• Data section:
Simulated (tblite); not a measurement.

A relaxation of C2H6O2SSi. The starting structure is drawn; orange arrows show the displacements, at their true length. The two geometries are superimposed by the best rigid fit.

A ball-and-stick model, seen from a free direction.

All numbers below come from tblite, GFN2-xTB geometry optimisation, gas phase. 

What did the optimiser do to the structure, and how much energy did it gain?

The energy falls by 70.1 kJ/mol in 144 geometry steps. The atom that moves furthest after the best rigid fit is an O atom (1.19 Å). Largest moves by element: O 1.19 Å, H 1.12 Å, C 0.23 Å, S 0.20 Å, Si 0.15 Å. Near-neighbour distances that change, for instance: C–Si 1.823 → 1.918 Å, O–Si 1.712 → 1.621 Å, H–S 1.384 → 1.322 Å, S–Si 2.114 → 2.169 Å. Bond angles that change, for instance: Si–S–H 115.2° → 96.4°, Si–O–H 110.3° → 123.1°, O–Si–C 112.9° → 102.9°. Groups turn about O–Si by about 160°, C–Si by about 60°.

• Work request:
In the reply, include exactly the lines from the beginning of the entries above through the line holding "A ball-and-stick model, seen", and nothing besides.

• Answer box:
Simulated (tblite); not a measurement.

A relaxation of C2H6O2SSi. The starting structure is drawn; orange arrows show the displacements, at their true length. The two geometries are superimposed by the best rigid fit.

A ball-and-stick model, seen from a free direction.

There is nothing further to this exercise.